Copy each record below without changing a single word.

* [Extracted entries]:
▽

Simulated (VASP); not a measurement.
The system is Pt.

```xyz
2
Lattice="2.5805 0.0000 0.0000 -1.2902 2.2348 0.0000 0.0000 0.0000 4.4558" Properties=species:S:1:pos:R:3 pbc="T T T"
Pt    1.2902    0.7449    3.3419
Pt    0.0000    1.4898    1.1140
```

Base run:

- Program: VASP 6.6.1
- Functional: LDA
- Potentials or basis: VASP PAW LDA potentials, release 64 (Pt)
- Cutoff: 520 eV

△

* [Your solution]:
Simulated (VASP); not a measurement.
The system is Pt.

```xyz
2
Lattice="2.5805 0.0000 0.0000 -1.2902 2.2348 0.0000 0.0000 0.0000 4.4558" Properties=species:S:1:pos:R:3 pbc="T T T"
Pt    1.2902    0.7449    3.3419
Pt    0.0000    1.4898    1.1140
```

Base run:

- Program: VASP 6.6.1
- Functional: LDA
- Potentials or basis: VASP PAW LDA potentials, release 64 (Pt)
- Cutoff: 520 eV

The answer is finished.